Return all of the records below verbatim.

Provided data section start

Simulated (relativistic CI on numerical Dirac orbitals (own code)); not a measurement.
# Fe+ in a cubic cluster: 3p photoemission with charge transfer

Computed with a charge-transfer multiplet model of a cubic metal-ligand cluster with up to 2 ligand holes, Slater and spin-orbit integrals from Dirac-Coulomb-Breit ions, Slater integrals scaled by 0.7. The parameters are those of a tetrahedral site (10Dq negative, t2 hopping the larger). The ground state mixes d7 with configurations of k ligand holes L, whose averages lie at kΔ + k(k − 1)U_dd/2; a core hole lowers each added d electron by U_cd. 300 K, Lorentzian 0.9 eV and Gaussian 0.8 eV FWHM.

Provided data section end

Expected answer:
Simulated (relativistic CI on numerical Dirac orbitals (own code)); not a measurement.
# Fe+ in a cubic cluster: 3p photoemission with charge transfer

Computed with a charge-transfer multiplet model of a cubic metal-ligand cluster with up to 2 ligand holes, Slater and spin-orbit integrals from Dirac-Coulomb-Breit ions, Slater integrals scaled by 0.7. The parameters are those of a tetrahedral site (10Dq negative, t2 hopping the larger). The ground state mixes d7 with configurations of k ligand holes L, whose averages lie at kΔ + k(k − 1)U_dd/2; a core hole lowers each added d electron by U_cd. 300 K, Lorentzian 0.9 eV and Gaussian 0.8 eV FWHM.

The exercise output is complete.